* _Requirement_
Copy the first line of the material below and every later line through the line containing "15.07 | 15.07 |", without any other output.

** Opening Data provided block **

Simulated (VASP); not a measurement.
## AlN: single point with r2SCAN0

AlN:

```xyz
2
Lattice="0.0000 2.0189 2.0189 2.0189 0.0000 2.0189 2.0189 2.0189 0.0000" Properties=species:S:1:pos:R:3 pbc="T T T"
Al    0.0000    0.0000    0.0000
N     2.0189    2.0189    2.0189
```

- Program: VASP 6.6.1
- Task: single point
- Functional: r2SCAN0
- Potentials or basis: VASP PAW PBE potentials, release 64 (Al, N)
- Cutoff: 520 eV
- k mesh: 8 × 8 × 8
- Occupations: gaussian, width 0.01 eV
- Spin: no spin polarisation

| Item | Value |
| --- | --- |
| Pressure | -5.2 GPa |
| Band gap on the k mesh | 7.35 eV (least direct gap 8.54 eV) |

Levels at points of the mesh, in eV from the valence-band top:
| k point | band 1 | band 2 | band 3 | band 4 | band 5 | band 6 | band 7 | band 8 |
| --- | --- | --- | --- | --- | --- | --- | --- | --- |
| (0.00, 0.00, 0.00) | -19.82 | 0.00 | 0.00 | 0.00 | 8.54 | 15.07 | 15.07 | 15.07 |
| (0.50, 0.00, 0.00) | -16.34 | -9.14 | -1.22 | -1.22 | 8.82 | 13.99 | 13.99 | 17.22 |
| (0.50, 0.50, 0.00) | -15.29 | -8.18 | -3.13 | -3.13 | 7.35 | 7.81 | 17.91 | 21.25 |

** Closing Data provided block **

* _Task output_
Simulated (VASP); not a measurement.
## AlN: single point with r2SCAN0

AlN:

```xyz
2
Lattice="0.0000 2.0189 2.0189 2.0189 0.0000 2.0189 2.0189 2.0189 0.0000" Properties=species:S:1:pos:R:3 pbc="T T T"
Al    0.0000    0.0000    0.0000
N     2.0189    2.0189    2.0189
```

- Program: VASP 6.6.1
- Task: single point
- Functional: r2SCAN0
- Potentials or basis: VASP PAW PBE potentials, release 64 (Al, N)
- Cutoff: 520 eV
- k mesh: 8 × 8 × 8
- Occupations: gaussian, width 0.01 eV
- Spin: no spin polarisation

| Item | Value |
| --- | --- |
| Pressure | -5.2 GPa |
| Band gap on the k mesh | 7.35 eV (least direct gap 8.54 eV) |

Levels at points of the mesh, in eV from the valence-band top:
| k point | band 1 | band 2 | band 3 | band 4 | band 5 | band 6 | band 7 | band 8 |
| --- | --- | --- | --- | --- | --- | --- | --- | --- |
| (0.00, 0.00, 0.00) | -19.82 | 0.00 | 0.00 | 0.00 | 8.54 | 15.07 | 15.07 | 15.07 |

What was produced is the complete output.